▼
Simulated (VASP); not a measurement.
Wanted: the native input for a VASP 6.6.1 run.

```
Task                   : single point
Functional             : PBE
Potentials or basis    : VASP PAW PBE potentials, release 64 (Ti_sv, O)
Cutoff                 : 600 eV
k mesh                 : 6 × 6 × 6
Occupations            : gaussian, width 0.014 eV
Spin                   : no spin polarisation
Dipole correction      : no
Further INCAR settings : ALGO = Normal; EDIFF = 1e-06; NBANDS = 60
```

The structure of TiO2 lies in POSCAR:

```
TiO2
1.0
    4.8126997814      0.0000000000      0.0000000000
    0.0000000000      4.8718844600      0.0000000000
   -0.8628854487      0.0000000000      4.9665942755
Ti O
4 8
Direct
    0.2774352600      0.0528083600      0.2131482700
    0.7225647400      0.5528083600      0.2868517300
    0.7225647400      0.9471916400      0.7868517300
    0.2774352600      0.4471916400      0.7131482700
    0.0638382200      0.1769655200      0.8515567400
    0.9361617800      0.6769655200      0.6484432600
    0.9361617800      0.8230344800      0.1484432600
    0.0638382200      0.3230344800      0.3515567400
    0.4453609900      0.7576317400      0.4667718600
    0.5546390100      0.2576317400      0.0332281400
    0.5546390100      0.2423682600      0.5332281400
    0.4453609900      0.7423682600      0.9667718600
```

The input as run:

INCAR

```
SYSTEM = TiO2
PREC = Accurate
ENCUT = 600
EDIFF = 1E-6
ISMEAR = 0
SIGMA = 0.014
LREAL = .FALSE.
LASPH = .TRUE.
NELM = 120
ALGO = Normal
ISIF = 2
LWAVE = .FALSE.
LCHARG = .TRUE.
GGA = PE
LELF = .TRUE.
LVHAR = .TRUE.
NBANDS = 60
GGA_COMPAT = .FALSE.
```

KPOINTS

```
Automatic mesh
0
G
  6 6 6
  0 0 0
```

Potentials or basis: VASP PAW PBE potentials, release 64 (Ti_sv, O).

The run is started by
▲

■ **ASSIGNED TASK**: All that is needed is the exact run of lines above from the line containing "The input as" through the line containing "Potentials or basis: VASP", both of them included.

■ **WRITTEN ANSWER**:
The input as run:

INCAR

```
SYSTEM = TiO2
PREC = Accurate
ENCUT = 600
EDIFF = 1E-6
ISMEAR = 0
SIGMA = 0.014
LREAL = .FALSE.
LASPH = .TRUE.
NELM = 120
ALGO = Normal
ISIF = 2
LWAVE = .FALSE.
LCHARG = .TRUE.
GGA = PE
LELF = .TRUE.
LVHAR = .TRUE.
NBANDS = 60
GGA_COMPAT = .FALSE.
```

KPOINTS

```
Automatic mesh
0
G
  6 6 6
  0 0 0
```

Potentials or basis: VASP PAW PBE potentials, release 64 (Ti_sv, O).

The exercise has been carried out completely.